DATA EXTRACT START
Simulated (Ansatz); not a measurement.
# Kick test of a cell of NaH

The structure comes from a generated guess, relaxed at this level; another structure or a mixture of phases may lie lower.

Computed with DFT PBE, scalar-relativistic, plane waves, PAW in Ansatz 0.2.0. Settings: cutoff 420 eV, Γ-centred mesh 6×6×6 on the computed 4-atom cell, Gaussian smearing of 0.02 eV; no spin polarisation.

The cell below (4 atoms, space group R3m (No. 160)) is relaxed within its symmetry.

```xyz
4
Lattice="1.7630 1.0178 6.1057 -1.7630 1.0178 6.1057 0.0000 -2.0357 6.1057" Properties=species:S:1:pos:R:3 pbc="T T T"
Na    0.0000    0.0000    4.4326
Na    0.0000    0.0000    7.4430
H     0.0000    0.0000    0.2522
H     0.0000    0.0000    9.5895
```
DATA EXTRACT END

REQUIREMENT
Your reply should be the material above, repeated word for word.

YOUR RESPONSE
Simulated (Ansatz); not a measurement.
# Kick test of a cell of NaH

The structure comes from a generated guess, relaxed at this level; another structure or a mixture of phases may lie lower.

Computed with DFT PBE, scalar-relativistic, plane waves, PAW in Ansatz 0.2.0. Settings: cutoff 420 eV, Γ-centred mesh 6×6×6 on the computed 4-atom cell, Gaussian smearing of 0.02 eV; no spin polarisation.

The cell below (4 atoms, space group R3m (No. 160)) is relaxed within its symmetry.

```xyz
4
Lattice="1.7630 1.0178 6.1057 -1.7630 1.0178 6.1057 0.0000 -2.0357 6.1057" Properties=species:S:1:pos:R:3 pbc="T T T"
Na    0.0000    0.0000    4.4326
Na    0.0000    0.0000    7.4430
H     0.0000    0.0000    0.2522
H     0.0000    0.0000    9.5895
```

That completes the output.